**Study material**
# # # #

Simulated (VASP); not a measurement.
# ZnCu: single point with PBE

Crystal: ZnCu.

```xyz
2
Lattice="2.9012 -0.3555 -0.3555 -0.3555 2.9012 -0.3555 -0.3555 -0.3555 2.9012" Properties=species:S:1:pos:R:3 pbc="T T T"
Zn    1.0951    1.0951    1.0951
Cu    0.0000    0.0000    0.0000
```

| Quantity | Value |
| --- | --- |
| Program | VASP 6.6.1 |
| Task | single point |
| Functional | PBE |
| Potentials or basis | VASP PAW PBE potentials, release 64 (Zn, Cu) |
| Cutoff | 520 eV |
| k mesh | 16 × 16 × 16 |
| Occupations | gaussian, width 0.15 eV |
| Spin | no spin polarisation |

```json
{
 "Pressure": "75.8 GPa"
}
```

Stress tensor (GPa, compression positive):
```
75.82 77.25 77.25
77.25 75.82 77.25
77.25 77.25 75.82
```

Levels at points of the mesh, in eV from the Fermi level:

# # # #

**Work order**
Take the entries above and copy them exactly from the first line through the line with "Quantity | Value |"; leave out every line after it.

**Exercise result**
Simulated (VASP); not a measurement.
# ZnCu: single point with PBE

Crystal: ZnCu.

```xyz
2
Lattice="2.9012 -0.3555 -0.3555 -0.3555 2.9012 -0.3555 -0.3555 -0.3555 2.9012" Properties=species:S:1:pos:R:3 pbc="T T T"
Zn    1.0951    1.0951    1.0951
Cu    0.0000    0.0000    0.0000
```

| Quantity | Value |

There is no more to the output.